• Raw data:
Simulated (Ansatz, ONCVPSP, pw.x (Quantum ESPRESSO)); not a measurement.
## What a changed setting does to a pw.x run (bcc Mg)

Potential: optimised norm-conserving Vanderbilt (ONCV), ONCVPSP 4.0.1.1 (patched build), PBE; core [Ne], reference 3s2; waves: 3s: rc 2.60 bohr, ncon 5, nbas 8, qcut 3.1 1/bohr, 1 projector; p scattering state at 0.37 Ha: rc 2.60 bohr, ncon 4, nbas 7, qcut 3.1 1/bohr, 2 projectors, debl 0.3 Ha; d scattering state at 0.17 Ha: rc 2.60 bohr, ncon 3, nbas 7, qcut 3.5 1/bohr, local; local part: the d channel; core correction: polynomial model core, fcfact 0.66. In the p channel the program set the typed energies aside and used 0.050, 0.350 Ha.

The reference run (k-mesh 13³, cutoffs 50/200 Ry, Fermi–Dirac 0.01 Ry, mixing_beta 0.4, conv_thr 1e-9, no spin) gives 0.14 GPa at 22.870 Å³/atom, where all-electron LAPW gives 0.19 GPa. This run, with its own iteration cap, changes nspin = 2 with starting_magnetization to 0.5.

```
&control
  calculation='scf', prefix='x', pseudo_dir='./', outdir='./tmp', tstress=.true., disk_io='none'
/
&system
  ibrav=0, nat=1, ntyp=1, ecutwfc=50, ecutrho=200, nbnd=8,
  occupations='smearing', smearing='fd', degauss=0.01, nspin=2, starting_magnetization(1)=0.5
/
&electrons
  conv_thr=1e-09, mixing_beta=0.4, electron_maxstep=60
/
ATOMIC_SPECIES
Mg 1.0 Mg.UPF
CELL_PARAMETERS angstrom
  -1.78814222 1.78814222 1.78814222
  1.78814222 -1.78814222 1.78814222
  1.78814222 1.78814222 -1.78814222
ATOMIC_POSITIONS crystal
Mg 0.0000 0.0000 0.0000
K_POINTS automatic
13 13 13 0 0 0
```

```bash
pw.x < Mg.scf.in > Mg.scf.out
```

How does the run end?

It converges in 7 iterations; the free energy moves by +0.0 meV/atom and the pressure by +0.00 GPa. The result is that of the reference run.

• Work request: Only the lines above from the line with "## What a changed" to the line with "How does the run end?", those two lines included, should be reproduced exactly.

• Your solution:
## What a changed setting does to a pw.x run (bcc Mg)

Potential: optimised norm-conserving Vanderbilt (ONCV), ONCVPSP 4.0.1.1 (patched build), PBE; core [Ne], reference 3s2; waves: 3s: rc 2.60 bohr, ncon 5, nbas 8, qcut 3.1 1/bohr, 1 projector; p scattering state at 0.37 Ha: rc 2.60 bohr, ncon 4, nbas 7, qcut 3.1 1/bohr, 2 projectors, debl 0.3 Ha; d scattering state at 0.17 Ha: rc 2.60 bohr, ncon 3, nbas 7, qcut 3.5 1/bohr, local; local part: the d channel; core correction: polynomial model core, fcfact 0.66. In the p channel the program set the typed energies aside and used 0.050, 0.350 Ha.

The reference run (k-mesh 13³, cutoffs 50/200 Ry, Fermi–Dirac 0.01 Ry, mixing_beta 0.4, conv_thr 1e-9, no spin) gives 0.14 GPa at 22.870 Å³/atom, where all-electron LAPW gives 0.19 GPa. This run, with its own iteration cap, changes nspin = 2 with starting_magnetization to 0.5.

```
&control
  calculation='scf', prefix='x', pseudo_dir='./', outdir='./tmp', tstress=.true., disk_io='none'
/
&system
  ibrav=0, nat=1, ntyp=1, ecutwfc=50, ecutrho=200, nbnd=8,
  occupations='smearing', smearing='fd', degauss=0.01, nspin=2, starting_magnetization(1)=0.5
/
&electrons
  conv_thr=1e-09, mixing_beta=0.4, electron_maxstep=60
/
ATOMIC_SPECIES
Mg 1.0 Mg.UPF
CELL_PARAMETERS angstrom
  -1.78814222 1.78814222 1.78814222
  1.78814222 -1.78814222 1.78814222
  1.78814222 1.78814222 -1.78814222
ATOMIC_POSITIONS crystal
Mg 0.0000 0.0000 0.0000
K_POINTS automatic
13 13 13 0 0 0
```

```bash
pw.x < Mg.scf.in > Mg.scf.out
```

How does the run end?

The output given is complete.